Information provided: Begin

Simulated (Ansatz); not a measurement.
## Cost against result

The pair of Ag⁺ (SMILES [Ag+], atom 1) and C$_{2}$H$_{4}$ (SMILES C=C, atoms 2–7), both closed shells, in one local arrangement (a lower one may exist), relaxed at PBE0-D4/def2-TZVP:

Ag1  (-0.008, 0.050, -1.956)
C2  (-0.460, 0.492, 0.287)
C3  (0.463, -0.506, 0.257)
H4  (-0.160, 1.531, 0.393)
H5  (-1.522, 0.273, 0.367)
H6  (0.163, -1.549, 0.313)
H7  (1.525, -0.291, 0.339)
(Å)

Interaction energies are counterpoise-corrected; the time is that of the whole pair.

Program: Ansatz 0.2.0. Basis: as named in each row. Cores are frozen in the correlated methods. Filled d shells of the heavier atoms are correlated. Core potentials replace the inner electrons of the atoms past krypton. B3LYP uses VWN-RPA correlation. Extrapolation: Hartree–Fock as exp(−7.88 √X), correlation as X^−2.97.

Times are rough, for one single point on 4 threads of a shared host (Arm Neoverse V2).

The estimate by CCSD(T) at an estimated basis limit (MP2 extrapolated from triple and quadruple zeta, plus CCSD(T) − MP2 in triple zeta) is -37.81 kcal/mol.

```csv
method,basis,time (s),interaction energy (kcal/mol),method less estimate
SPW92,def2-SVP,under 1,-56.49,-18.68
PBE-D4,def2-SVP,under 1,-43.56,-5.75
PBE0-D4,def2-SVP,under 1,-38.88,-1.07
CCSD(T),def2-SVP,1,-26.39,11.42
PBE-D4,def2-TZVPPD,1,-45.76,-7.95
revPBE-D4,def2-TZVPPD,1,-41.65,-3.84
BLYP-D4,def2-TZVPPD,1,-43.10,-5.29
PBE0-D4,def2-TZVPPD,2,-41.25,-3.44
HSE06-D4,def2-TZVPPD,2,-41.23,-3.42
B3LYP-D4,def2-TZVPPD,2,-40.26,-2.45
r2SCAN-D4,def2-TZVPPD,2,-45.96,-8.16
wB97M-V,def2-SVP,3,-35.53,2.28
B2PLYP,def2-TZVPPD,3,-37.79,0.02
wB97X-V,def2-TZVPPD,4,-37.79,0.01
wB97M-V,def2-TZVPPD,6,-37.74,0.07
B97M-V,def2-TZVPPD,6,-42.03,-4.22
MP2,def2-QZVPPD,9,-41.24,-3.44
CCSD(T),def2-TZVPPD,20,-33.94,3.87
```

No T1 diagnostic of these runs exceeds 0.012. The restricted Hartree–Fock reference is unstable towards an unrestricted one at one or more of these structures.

Information provided: End

Here the job is to set down exactly the lines of the material above that fall between the one with "(-0.008, 0.050, -1.956)" and the one with "Interaction energies are", inclusive, and nothing beyond them.

Your solution
Ag1  (-0.008, 0.050, -1.956)
C2  (-0.460, 0.492, 0.287)
C3  (0.463, -0.506, 0.257)
H4  (-0.160, 1.531, 0.393)
H5  (-1.522, 0.273, 0.367)
H6  (0.163, -1.549, 0.313)
H7  (1.525, -0.291, 0.339)
(Å)

Interaction energies are counterpoise-corrected; the time is that of the whole pair.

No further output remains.